- [STORED DATA]
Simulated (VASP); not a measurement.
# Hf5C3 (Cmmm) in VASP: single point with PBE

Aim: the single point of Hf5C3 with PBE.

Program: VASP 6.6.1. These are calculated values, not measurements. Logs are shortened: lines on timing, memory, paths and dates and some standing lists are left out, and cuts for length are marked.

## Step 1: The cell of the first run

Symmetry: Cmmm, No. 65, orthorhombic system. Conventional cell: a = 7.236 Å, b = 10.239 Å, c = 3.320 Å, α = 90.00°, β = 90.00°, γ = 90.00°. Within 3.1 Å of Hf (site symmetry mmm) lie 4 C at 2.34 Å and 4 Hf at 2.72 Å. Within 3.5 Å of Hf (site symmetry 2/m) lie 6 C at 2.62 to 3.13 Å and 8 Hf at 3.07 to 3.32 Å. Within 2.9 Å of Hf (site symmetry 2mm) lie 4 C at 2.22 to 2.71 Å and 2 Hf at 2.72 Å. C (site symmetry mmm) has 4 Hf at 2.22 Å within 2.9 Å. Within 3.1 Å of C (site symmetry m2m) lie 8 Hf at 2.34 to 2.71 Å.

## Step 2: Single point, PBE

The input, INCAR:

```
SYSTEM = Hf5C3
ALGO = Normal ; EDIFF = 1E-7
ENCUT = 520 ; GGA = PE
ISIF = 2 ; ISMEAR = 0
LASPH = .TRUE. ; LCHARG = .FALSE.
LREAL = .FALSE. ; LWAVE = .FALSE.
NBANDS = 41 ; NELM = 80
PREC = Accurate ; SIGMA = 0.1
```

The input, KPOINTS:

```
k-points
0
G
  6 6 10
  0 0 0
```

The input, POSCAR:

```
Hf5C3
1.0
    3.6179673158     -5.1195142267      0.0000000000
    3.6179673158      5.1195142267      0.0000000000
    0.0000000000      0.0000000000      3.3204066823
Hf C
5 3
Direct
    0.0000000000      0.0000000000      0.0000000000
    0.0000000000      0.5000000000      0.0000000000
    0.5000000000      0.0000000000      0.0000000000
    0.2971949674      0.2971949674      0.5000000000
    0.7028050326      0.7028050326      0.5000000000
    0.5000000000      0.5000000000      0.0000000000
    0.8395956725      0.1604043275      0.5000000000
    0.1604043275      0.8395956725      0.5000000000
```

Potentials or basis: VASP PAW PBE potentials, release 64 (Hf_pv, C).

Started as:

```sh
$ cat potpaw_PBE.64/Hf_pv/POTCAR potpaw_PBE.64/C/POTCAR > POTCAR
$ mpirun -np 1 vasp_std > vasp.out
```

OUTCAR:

- [EXERCISE] Each line from the start of the listing through the line with "## Step 1: The cell of the first run" is to be restated verbatim, both ends included.

- [RESPONSE]
Simulated (VASP); not a measurement.
# Hf5C3 (Cmmm) in VASP: single point with PBE

Aim: the single point of Hf5C3 with PBE.

Program: VASP 6.6.1. These are calculated values, not measurements. Logs are shortened: lines on timing, memory, paths and dates and some standing lists are left out, and cuts for length are marked.

## Step 1: The cell of the first run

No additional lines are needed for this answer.